EXTRACTED DATA:
────

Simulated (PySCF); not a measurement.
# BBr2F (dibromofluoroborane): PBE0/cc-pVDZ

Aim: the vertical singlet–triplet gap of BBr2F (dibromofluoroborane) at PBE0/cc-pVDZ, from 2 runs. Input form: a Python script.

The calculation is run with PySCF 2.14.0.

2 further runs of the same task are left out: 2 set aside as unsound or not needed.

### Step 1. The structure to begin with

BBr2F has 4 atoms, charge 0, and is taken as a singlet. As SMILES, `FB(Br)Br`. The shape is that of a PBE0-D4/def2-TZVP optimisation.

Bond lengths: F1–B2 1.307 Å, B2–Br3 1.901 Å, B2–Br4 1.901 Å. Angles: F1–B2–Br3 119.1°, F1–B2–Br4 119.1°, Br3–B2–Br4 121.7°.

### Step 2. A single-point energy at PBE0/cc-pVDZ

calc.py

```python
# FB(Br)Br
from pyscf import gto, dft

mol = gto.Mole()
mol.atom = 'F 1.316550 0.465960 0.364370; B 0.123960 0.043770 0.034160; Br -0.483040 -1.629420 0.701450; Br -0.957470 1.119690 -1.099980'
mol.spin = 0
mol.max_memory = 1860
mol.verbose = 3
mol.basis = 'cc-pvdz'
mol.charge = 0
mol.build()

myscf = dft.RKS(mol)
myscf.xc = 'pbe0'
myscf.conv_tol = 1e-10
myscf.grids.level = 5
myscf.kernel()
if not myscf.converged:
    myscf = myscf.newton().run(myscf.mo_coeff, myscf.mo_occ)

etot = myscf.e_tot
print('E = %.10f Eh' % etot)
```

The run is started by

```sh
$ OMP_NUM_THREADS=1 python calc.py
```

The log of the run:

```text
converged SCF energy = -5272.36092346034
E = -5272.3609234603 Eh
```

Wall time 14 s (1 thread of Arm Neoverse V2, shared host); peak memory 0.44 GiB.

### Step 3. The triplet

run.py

────

ACTIVITY: What you write must be the entries restated word for word, from the opening line through the one holding "### Step 3. The triplet", with nothing else.

EXERCISE RESULT:
Simulated (PySCF); not a measurement.
# BBr2F (dibromofluoroborane): PBE0/cc-pVDZ

Aim: the vertical singlet–triplet gap of BBr2F (dibromofluoroborane) at PBE0/cc-pVDZ, from 2 runs. Input form: a Python script.

The calculation is run with PySCF 2.14.0.

2 further runs of the same task are left out: 2 set aside as unsound or not needed.

### Step 1. The structure to begin with

BBr2F has 4 atoms, charge 0, and is taken as a singlet. As SMILES, `FB(Br)Br`. The shape is that of a PBE0-D4/def2-TZVP optimisation.

Bond lengths: F1–B2 1.307 Å, B2–Br3 1.901 Å, B2–Br4 1.901 Å. Angles: F1–B2–Br3 119.1°, F1–B2–Br4 119.1°, Br3–B2–Br4 121.7°.

### Step 2. A single-point energy at PBE0/cc-pVDZ

calc.py

```python
# FB(Br)Br
from pyscf import gto, dft

mol = gto.Mole()
mol.atom = 'F 1.316550 0.465960 0.364370; B 0.123960 0.043770 0.034160; Br -0.483040 -1.629420 0.701450; Br -0.957470 1.119690 -1.099980'
mol.spin = 0
mol.max_memory = 1860
mol.verbose = 3
mol.basis = 'cc-pvdz'
mol.charge = 0
mol.build()

myscf = dft.RKS(mol)
myscf.xc = 'pbe0'
myscf.conv_tol = 1e-10
myscf.grids.level = 5
myscf.kernel()
if not myscf.converged:
    myscf = myscf.newton().run(myscf.mo_coeff, myscf.mo_occ)

etot = myscf.e_tot
print('E = %.10f Eh' % etot)
```

The run is started by

```sh
$ OMP_NUM_THREADS=1 python calc.py
```

The log of the run:

```text
converged SCF energy = -5272.36092346034
E = -5272.3609234603 Eh
```

Wall time 14 s (1 thread of Arm Neoverse V2, shared host); peak memory 0.44 GiB.

### Step 3. The triplet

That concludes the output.